Work item: Please quote the material exactly, every line of it.

━━━━

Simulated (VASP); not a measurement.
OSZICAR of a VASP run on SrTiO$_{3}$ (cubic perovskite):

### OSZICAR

━━━━

Worked solution:
Simulated (VASP); not a measurement.
OSZICAR of a VASP run on SrTiO$_{3}$ (cubic perovskite):

### OSZICAR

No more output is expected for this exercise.